*** Opening MATERIAL SHOWN ***

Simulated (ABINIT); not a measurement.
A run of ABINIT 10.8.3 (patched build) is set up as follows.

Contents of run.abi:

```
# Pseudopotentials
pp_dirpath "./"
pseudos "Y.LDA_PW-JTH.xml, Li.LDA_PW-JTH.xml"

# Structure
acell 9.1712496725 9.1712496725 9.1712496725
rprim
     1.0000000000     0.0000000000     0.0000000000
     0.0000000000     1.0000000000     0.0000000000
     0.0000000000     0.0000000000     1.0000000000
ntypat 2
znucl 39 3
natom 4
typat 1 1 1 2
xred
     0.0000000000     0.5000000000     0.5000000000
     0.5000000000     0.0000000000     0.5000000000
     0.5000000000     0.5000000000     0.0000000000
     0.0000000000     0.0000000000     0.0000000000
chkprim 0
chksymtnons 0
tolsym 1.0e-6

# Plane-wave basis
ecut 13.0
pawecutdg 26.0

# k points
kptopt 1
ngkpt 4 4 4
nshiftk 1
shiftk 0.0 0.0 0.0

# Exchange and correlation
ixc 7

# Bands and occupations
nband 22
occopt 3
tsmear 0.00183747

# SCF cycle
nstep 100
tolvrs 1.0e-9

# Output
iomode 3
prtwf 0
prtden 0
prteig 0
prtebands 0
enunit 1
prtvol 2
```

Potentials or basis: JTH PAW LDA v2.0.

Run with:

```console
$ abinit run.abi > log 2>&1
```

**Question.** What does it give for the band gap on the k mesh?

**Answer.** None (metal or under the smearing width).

*** Closing MATERIAL SHOWN ***

Reproduce the listing above exactly as far as the line with "the k mesh?", that line included.

Simulated (ABINIT); not a measurement.
A run of ABINIT 10.8.3 (patched build) is set up as follows.

Contents of run.abi:

```
# Pseudopotentials
pp_dirpath "./"
pseudos "Y.LDA_PW-JTH.xml, Li.LDA_PW-JTH.xml"

# Structure
acell 9.1712496725 9.1712496725 9.1712496725
rprim
     1.0000000000     0.0000000000     0.0000000000
     0.0000000000     1.0000000000     0.0000000000
     0.0000000000     0.0000000000     1.0000000000
ntypat 2
znucl 39 3
natom 4
typat 1 1 1 2
xred
     0.0000000000     0.5000000000     0.5000000000
     0.5000000000     0.0000000000     0.5000000000
     0.5000000000     0.5000000000     0.0000000000
     0.0000000000     0.0000000000     0.0000000000
chkprim 0
chksymtnons 0
tolsym 1.0e-6

# Plane-wave basis
ecut 13.0
pawecutdg 26.0

# k points
kptopt 1
ngkpt 4 4 4
nshiftk 1
shiftk 0.0 0.0 0.0

# Exchange and correlation
ixc 7

# Bands and occupations
nband 22
occopt 3
tsmear 0.00183747

# SCF cycle
nstep 100
tolvrs 1.0e-9

# Output
iomode 3
prtwf 0
prtden 0
prteig 0
prtebands 0
enunit 1
prtvol 2
```

Potentials or basis: JTH PAW LDA v2.0.

Run with:

```console
$ abinit run.abi > log 2>&1
```

**Question.** What does it give for the band gap on the k mesh?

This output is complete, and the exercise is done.